*** Opening Dataset excerpts ***
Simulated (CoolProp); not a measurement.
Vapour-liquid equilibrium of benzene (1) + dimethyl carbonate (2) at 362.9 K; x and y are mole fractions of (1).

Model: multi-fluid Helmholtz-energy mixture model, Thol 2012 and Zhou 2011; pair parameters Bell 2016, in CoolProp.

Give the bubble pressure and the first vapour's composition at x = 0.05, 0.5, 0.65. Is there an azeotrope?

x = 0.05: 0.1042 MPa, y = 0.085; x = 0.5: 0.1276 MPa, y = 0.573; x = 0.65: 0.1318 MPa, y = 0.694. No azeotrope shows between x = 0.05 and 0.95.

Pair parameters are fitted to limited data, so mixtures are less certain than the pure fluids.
*** Closing Dataset excerpts ***

### Work task
Type out the whole listing above exactly.

### Written reply
Simulated (CoolProp); not a measurement.
Vapour-liquid equilibrium of benzene (1) + dimethyl carbonate (2) at 362.9 K; x and y are mole fractions of (1).

Model: multi-fluid Helmholtz-energy mixture model, Thol 2012 and Zhou 2011; pair parameters Bell 2016, in CoolProp.

Give the bubble pressure and the first vapour's composition at x = 0.05, 0.5, 0.65. Is there an azeotrope?

x = 0.05: 0.1042 MPa, y = 0.085; x = 0.5: 0.1276 MPa, y = 0.573; x = 0.65: 0.1318 MPa, y = 0.694. No azeotrope shows between x = 0.05 and 0.95.

Pair parameters are fitted to limited data, so mixtures are less certain than the pure fluids.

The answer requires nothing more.